## Dataset
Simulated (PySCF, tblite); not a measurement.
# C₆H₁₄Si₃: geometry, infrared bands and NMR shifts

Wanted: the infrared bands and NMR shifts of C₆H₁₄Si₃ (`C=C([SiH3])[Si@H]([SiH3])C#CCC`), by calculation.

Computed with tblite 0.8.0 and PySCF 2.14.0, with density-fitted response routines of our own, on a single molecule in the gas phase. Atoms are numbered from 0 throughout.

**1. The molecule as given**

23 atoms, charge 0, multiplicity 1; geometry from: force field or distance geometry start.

## Action item
All of the entries above must be transcribed exactly.

## Reply
Simulated (PySCF, tblite); not a measurement.
# C₆H₁₄Si₃: geometry, infrared bands and NMR shifts

Wanted: the infrared bands and NMR shifts of C₆H₁₄Si₃ (`C=C([SiH3])[Si@H]([SiH3])C#CCC`), by calculation.

Computed with tblite 0.8.0 and PySCF 2.14.0, with density-fitted response routines of our own, on a single molecule in the gas phase. Atoms are numbered from 0 throughout.

**1. The molecule as given**

23 atoms, charge 0, multiplicity 1; geometry from: force field or distance geometry start.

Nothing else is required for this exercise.